## Assignment
Only some lines are wanted. Transcribe, exactly, the lines below from the line with "Task: How does" up to and including the line with "Only the levels".

┄┄┄┄┄┄

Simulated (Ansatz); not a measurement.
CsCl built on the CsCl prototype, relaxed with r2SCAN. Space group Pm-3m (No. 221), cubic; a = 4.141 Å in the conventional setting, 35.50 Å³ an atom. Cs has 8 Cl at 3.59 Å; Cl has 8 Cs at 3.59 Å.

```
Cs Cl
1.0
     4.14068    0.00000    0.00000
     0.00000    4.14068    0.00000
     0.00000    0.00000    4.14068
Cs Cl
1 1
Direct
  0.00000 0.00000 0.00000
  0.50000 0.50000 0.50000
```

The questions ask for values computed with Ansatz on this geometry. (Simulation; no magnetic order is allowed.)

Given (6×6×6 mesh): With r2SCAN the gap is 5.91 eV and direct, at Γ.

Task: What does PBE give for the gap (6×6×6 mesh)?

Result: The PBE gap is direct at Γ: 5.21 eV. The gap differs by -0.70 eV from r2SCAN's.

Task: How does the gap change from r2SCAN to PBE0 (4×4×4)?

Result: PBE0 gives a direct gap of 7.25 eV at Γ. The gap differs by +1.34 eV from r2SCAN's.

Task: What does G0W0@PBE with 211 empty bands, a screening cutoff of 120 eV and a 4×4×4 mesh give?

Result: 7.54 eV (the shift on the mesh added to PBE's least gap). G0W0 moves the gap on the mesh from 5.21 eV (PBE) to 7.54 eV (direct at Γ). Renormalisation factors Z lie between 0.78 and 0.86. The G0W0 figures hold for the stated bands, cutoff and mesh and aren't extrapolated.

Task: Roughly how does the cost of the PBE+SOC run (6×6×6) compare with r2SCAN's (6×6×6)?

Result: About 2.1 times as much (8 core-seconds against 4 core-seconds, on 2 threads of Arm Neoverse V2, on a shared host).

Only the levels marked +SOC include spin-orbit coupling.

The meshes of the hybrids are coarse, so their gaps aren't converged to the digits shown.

┄┄┄┄┄┄

## Exercise answer
Task: How does the gap change from r2SCAN to PBE0 (4×4×4)?

Result: PBE0 gives a direct gap of 7.25 eV at Γ. The gap differs by +1.34 eV from r2SCAN's.

Task: What does G0W0@PBE with 211 empty bands, a screening cutoff of 120 eV and a 4×4×4 mesh give?

Result: 7.54 eV (the shift on the mesh added to PBE's least gap). G0W0 moves the gap on the mesh from 5.21 eV (PBE) to 7.54 eV (direct at Γ). Renormalisation factors Z lie between 0.78 and 0.86. The G0W0 figures hold for the stated bands, cutoff and mesh and aren't extrapolated.

Task: Roughly how does the cost of the PBE+SOC run (6×6×6) compare with r2SCAN's (6×6×6)?

Result: About 2.1 times as much (8 core-seconds against 4 core-seconds, on 2 threads of Arm Neoverse V2, on a shared host).

Only the levels marked +SOC include spin-orbit coupling.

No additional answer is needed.